▶ [WORK TASK]: The result should be a verbatim copy of the whole listing.

▶ [GIVEN INFORMATION]:
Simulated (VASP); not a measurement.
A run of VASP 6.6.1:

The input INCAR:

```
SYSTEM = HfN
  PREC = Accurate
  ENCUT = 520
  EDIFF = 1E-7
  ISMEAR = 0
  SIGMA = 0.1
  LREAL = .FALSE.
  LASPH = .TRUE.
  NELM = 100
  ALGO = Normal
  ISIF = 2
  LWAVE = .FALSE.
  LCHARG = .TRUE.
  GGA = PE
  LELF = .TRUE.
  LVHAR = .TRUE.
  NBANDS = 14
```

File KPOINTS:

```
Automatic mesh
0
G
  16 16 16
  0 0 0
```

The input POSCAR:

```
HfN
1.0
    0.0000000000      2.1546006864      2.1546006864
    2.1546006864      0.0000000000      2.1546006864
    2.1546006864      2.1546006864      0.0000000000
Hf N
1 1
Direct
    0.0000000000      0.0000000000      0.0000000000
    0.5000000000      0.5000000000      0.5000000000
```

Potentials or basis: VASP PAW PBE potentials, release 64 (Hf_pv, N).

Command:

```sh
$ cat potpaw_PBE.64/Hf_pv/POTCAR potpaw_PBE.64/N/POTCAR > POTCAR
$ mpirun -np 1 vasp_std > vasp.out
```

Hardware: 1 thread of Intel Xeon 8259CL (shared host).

▶ [TASK OUTPUT]:
Simulated (VASP); not a measurement.
A run of VASP 6.6.1:

The input INCAR:

```
SYSTEM = HfN
  PREC = Accurate
  ENCUT = 520
  EDIFF = 1E-7
  ISMEAR = 0
  SIGMA = 0.1
  LREAL = .FALSE.
  LASPH = .TRUE.
  NELM = 100
  ALGO = Normal
  ISIF = 2
  LWAVE = .FALSE.
  LCHARG = .TRUE.
  GGA = PE
  LELF = .TRUE.
  LVHAR = .TRUE.
  NBANDS = 14
```

File KPOINTS:

```
Automatic mesh
0
G
  16 16 16
  0 0 0
```

The input POSCAR:

```
HfN
1.0
    0.0000000000      2.1546006864      2.1546006864
    2.1546006864      0.0000000000      2.1546006864
    2.1546006864      2.1546006864      0.0000000000
Hf N
1 1
Direct
    0.0000000000      0.0000000000      0.0000000000
    0.5000000000      0.5000000000      0.5000000000
```

Potentials or basis: VASP PAW PBE potentials, release 64 (Hf_pv, N).

Command:

```sh
$ cat potpaw_PBE.64/Hf_pv/POTCAR potpaw_PBE.64/N/POTCAR > POTCAR
$ mpirun -np 1 vasp_std > vasp.out
```

Hardware: 1 thread of Intel Xeon 8259CL (shared host).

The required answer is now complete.